* [REQUIREMENT]:
Using the entries that follow, write out the line containing "energy of Cd⁺**", the line containing "Reference: 16.908 eV", and every line between them, exactly and nothing else.

....

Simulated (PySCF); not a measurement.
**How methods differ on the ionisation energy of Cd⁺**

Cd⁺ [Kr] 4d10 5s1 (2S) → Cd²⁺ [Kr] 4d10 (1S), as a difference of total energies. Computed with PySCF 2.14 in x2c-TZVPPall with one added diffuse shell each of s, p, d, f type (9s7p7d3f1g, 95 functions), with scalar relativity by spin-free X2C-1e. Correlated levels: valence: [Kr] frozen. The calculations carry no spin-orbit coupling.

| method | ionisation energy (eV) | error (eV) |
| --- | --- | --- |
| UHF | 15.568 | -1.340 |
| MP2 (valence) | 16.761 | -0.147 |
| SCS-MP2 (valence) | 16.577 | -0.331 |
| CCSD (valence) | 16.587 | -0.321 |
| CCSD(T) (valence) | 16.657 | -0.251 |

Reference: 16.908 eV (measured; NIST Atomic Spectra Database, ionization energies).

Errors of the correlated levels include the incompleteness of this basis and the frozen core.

....

* [YOUR RESPONSE]:
**How methods differ on the ionisation energy of Cd⁺**

Cd⁺ [Kr] 4d10 5s1 (2S) → Cd²⁺ [Kr] 4d10 (1S), as a difference of total energies. Computed with PySCF 2.14 in x2c-TZVPPall with one added diffuse shell each of s, p, d, f type (9s7p7d3f1g, 95 functions), with scalar relativity by spin-free X2C-1e. Correlated levels: valence: [Kr] frozen. The calculations carry no spin-orbit coupling.

| method | ionisation energy (eV) | error (eV) |
| --- | --- | --- |
| UHF | 15.568 | -1.340 |
| MP2 (valence) | 16.761 | -0.147 |
| SCS-MP2 (valence) | 16.577 | -0.331 |
| CCSD (valence) | 16.587 | -0.321 |
| CCSD(T) (valence) | 16.657 | -0.251 |

Reference: 16.908 eV (measured; NIST Atomic Spectra Database, ionization energies).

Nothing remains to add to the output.